Dataset content:
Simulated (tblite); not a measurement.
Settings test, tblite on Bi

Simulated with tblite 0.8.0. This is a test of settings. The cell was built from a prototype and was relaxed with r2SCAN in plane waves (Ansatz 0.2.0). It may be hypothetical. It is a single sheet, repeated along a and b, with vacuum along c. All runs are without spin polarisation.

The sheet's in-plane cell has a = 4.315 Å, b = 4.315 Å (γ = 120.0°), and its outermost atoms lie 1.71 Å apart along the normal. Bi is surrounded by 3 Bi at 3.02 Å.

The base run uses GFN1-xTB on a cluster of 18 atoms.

Brief:
Begin with the first line of the listing above and write out each line exactly, ending with the line that contains "The sheet's in-plane".

Problem solution:
Simulated (tblite); not a measurement.
Settings test, tblite on Bi

Simulated with tblite 0.8.0. This is a test of settings. The cell was built from a prototype and was relaxed with r2SCAN in plane waves (Ansatz 0.2.0). It may be hypothetical. It is a single sheet, repeated along a and b, with vacuum along c. All runs are without spin polarisation.

The sheet's in-plane cell has a = 4.315 Å, b = 4.315 Å (γ = 120.0°), and its outermost atoms lie 1.71 Å apart along the normal. Bi is surrounded by 3 Bi at 3.02 Å.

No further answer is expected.